Segment Start: Supplied records
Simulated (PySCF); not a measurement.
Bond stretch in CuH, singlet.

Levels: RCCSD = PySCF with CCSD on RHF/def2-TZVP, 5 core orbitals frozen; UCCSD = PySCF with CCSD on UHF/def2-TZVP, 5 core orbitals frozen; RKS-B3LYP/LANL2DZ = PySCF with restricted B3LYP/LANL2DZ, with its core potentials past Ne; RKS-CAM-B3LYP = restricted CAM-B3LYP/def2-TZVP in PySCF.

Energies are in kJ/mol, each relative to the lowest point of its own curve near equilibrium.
Segment End: Supplied records

◆ Work task ◆
The answer must be the full listing, copied exactly.

◆ Task solution ◆
Simulated (PySCF); not a measurement.
Bond stretch in CuH, singlet.

Levels: RCCSD = PySCF with CCSD on RHF/def2-TZVP, 5 core orbitals frozen; UCCSD = PySCF with CCSD on UHF/def2-TZVP, 5 core orbitals frozen; RKS-B3LYP/LANL2DZ = PySCF with restricted B3LYP/LANL2DZ, with its core potentials past Ne; RKS-CAM-B3LYP = restricted CAM-B3LYP/def2-TZVP in PySCF.

Energies are in kJ/mol, each relative to the lowest point of its own curve near equilibrium.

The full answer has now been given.